▶ WORK INSTRUCTION:
Please retype the listing below without a single change.

*** MATERIAL PROVIDED Section Begins ***

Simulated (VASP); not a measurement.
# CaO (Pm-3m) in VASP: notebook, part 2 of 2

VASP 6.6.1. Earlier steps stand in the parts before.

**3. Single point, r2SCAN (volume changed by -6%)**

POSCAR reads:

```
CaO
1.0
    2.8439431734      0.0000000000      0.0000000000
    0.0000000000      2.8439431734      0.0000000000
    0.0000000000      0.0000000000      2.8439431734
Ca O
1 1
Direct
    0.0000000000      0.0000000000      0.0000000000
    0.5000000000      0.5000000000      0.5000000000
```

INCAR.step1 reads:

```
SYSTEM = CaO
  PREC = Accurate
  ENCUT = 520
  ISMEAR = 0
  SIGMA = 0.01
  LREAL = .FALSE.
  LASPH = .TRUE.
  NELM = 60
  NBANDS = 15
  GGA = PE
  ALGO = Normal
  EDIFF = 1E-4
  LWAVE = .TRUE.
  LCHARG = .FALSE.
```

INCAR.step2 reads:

*** MATERIAL PROVIDED Section Ends ***

▶ WRITTEN ANSWER:
Simulated (VASP); not a measurement.
# CaO (Pm-3m) in VASP: notebook, part 2 of 2

VASP 6.6.1. Earlier steps stand in the parts before.

**3. Single point, r2SCAN (volume changed by -6%)**

POSCAR reads:

```
CaO
1.0
    2.8439431734      0.0000000000      0.0000000000
    0.0000000000      2.8439431734      0.0000000000
    0.0000000000      0.0000000000      2.8439431734
Ca O
1 1
Direct
    0.0000000000      0.0000000000      0.0000000000
    0.5000000000      0.5000000000      0.5000000000
```

INCAR.step1 reads:

```
SYSTEM = CaO
  PREC = Accurate
  ENCUT = 520
  ISMEAR = 0
  SIGMA = 0.01
  LREAL = .FALSE.
  LASPH = .TRUE.
  NELM = 60
  NBANDS = 15
  GGA = PE
  ALGO = Normal
  EDIFF = 1E-4
  LWAVE = .TRUE.
  LCHARG = .FALSE.
```

INCAR.step2 reads:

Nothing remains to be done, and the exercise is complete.